Content starts

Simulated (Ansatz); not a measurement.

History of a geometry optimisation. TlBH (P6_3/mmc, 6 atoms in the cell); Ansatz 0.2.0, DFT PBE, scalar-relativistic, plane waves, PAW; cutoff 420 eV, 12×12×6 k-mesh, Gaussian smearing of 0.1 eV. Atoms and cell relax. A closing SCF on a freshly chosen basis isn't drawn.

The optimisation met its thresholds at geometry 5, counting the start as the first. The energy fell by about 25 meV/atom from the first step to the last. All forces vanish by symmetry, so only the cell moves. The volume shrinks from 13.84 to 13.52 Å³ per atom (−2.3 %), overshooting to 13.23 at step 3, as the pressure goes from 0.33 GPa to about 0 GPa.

Content ends

Copy the data above in full, character for character.

# Your response:
Simulated (Ansatz); not a measurement.

History of a geometry optimisation. TlBH (P6_3/mmc, 6 atoms in the cell); Ansatz 0.2.0, DFT PBE, scalar-relativistic, plane waves, PAW; cutoff 420 eV, 12×12×6 k-mesh, Gaussian smearing of 0.1 eV. Atoms and cell relax. A closing SCF on a freshly chosen basis isn't drawn.

The optimisation met its thresholds at geometry 5, counting the start as the first. The energy fell by about 25 meV/atom from the first step to the last. All forces vanish by symmetry, so only the cell moves. The volume shrinks from 13.84 to 13.52 Å³ per atom (−2.3 %), overshooting to 13.23 at step 3, as the pressure goes from 0.33 GPa to about 0 GPa.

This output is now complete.